### DATASET EXTRACT:
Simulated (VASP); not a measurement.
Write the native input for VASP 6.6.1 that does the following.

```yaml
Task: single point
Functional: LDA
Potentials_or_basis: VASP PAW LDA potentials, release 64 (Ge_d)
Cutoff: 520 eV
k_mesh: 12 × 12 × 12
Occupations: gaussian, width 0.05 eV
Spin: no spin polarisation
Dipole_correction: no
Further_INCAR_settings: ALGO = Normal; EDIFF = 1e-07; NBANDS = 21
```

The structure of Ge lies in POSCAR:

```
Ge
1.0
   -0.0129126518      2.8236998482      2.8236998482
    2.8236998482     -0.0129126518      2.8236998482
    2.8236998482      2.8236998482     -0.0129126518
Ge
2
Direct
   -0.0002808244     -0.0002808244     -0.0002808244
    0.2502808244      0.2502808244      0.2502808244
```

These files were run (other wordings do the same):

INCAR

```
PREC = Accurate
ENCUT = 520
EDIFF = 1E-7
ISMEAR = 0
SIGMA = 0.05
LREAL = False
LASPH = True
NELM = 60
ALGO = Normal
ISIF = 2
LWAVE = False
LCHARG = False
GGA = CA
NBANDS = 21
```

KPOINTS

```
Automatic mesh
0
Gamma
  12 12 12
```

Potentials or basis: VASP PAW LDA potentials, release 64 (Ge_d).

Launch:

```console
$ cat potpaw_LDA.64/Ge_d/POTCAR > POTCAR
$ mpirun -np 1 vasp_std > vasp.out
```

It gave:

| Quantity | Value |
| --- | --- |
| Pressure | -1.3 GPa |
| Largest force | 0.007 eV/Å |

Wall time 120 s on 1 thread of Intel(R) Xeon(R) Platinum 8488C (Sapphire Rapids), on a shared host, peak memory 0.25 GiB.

### BRIEF:
Set down, unchanged, only those lines above that fall between the line with "Potentials or basis: VASP" and the line with "0.007 eV/Å |", the two end lines included.

### EXERCISE SOLUTION:
Potentials or basis: VASP PAW LDA potentials, release 64 (Ge_d).

Launch:

```console
$ cat potpaw_LDA.64/Ge_d/POTCAR > POTCAR
$ mpirun -np 1 vasp_std > vasp.out
```

It gave:

| Quantity | Value |
| --- | --- |
| Pressure | -1.3 GPa |
| Largest force | 0.007 eV/Å |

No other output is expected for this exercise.